Activity:
Nothing past the line containing "Pressure | 2.7 GPa |" belongs in the output. Copy exactly every line of the data below from the first up to and including it.

Data:

══════════════════════════════

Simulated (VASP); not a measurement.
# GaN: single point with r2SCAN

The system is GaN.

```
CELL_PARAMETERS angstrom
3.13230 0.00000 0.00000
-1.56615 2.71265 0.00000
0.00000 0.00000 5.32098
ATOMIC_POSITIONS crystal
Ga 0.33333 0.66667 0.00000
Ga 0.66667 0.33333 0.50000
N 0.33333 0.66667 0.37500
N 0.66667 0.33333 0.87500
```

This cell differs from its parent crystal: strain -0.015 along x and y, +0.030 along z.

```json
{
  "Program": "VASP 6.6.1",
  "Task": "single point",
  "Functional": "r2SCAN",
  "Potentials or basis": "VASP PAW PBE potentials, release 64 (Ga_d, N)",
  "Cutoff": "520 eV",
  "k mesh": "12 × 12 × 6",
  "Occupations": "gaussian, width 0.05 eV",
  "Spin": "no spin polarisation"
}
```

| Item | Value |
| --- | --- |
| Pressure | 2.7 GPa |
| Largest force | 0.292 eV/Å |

══════════════════════════════

Problem solution:
Simulated (VASP); not a measurement.
# GaN: single point with r2SCAN

The system is GaN.

```
CELL_PARAMETERS angstrom
3.13230 0.00000 0.00000
-1.56615 2.71265 0.00000
0.00000 0.00000 5.32098
ATOMIC_POSITIONS crystal
Ga 0.33333 0.66667 0.00000
Ga 0.66667 0.33333 0.50000
N 0.33333 0.66667 0.37500
N 0.66667 0.33333 0.87500
```

This cell differs from its parent crystal: strain -0.015 along x and y, +0.030 along z.

```json
{
  "Program": "VASP 6.6.1",
  "Task": "single point",
  "Functional": "r2SCAN",
  "Potentials or basis": "VASP PAW PBE potentials, release 64 (Ga_d, N)",
  "Cutoff": "520 eV",
  "k mesh": "12 × 12 × 6",
  "Occupations": "gaussian, width 0.05 eV",
  "Spin": "no spin polarisation"
}
```

| Item | Value |
| --- | --- |
| Pressure | 2.7 GPa |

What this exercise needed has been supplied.